# Work item
Each line below should be written out again without any change.

# Dataset
+--
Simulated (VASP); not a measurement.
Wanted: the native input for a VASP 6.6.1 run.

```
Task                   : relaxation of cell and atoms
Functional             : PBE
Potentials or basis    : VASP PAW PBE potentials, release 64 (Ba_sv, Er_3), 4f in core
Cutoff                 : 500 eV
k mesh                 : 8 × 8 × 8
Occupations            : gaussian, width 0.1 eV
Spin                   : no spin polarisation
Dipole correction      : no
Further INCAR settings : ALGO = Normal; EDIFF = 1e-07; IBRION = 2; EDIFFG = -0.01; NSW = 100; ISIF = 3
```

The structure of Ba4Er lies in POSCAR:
+--

# Solution
Simulated (VASP); not a measurement.
Wanted: the native input for a VASP 6.6.1 run.

```
Task                   : relaxation of cell and atoms
Functional             : PBE
Potentials or basis    : VASP PAW PBE potentials, release 64 (Ba_sv, Er_3), 4f in core
Cutoff                 : 500 eV
k mesh                 : 8 × 8 × 8
Occupations            : gaussian, width 0.1 eV
Spin                   : no spin polarisation
Dipole correction      : no
Further INCAR settings : ALGO = Normal; EDIFF = 1e-07; IBRION = 2; EDIFFG = -0.01; NSW = 100; ISIF = 3
```

The structure of Ba4Er lies in POSCAR:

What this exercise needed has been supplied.